> **Action item**
Word for word, please restate the lines from the beginning of the data through the line in which "electrostatic potential map.**" appears.

> **Source data**
● ● ●

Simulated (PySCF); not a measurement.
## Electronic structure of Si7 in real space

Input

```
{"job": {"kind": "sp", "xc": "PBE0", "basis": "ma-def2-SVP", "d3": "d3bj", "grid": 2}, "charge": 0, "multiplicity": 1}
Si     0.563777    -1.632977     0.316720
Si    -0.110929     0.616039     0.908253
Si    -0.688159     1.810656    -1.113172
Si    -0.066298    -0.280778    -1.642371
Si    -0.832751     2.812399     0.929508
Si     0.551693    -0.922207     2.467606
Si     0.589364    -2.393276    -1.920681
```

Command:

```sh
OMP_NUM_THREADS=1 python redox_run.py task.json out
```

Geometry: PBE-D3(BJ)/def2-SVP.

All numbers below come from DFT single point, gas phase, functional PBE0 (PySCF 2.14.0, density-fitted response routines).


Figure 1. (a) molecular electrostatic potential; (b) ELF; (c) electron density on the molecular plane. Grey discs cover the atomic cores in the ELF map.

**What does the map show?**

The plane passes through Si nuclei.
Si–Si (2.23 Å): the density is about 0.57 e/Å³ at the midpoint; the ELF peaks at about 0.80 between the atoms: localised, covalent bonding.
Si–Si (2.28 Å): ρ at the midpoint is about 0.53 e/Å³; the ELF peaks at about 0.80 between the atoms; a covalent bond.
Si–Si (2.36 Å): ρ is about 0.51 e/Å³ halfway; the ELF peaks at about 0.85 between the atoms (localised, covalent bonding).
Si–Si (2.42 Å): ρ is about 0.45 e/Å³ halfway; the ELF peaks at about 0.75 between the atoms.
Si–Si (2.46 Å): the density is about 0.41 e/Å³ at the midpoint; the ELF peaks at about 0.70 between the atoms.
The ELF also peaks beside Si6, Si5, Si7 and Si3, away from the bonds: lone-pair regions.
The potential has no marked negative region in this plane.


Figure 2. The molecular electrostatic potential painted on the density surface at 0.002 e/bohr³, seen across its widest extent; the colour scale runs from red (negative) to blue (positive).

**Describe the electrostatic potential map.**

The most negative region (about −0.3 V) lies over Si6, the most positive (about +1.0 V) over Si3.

● ● ●

> **Problem solution**
Simulated (PySCF); not a measurement.
## Electronic structure of Si7 in real space

Input

```
{"job": {"kind": "sp", "xc": "PBE0", "basis": "ma-def2-SVP", "d3": "d3bj", "grid": 2}, "charge": 0, "multiplicity": 1}
Si     0.563777    -1.632977     0.316720
Si    -0.110929     0.616039     0.908253
Si    -0.688159     1.810656    -1.113172
Si    -0.066298    -0.280778    -1.642371
Si    -0.832751     2.812399     0.929508
Si     0.551693    -0.922207     2.467606
Si     0.589364    -2.393276    -1.920681
```

Command:

```sh
OMP_NUM_THREADS=1 python redox_run.py task.json out
```

Geometry: PBE-D3(BJ)/def2-SVP.

All numbers below come from DFT single point, gas phase, functional PBE0 (PySCF 2.14.0, density-fitted response routines).


Figure 1. (a) molecular electrostatic potential; (b) ELF; (c) electron density on the molecular plane. Grey discs cover the atomic cores in the ELF map.

**What does the map show?**

The plane passes through Si nuclei.
Si–Si (2.23 Å): the density is about 0.57 e/Å³ at the midpoint; the ELF peaks at about 0.80 between the atoms: localised, covalent bonding.
Si–Si (2.28 Å): ρ at the midpoint is about 0.53 e/Å³; the ELF peaks at about 0.80 between the atoms; a covalent bond.
Si–Si (2.36 Å): ρ is about 0.51 e/Å³ halfway; the ELF peaks at about 0.85 between the atoms (localised, covalent bonding).
Si–Si (2.42 Å): ρ is about 0.45 e/Å³ halfway; the ELF peaks at about 0.75 between the atoms.
Si–Si (2.46 Å): the density is about 0.41 e/Å³ at the midpoint; the ELF peaks at about 0.70 between the atoms.
The ELF also peaks beside Si6, Si5, Si7 and Si3, away from the bonds: lone-pair regions.
The potential has no marked negative region in this plane.


Figure 2. The molecular electrostatic potential painted on the density surface at 0.002 e/bohr³, seen across its widest extent; the colour scale runs from red (negative) to blue (positive).

**Describe the electrostatic potential map.**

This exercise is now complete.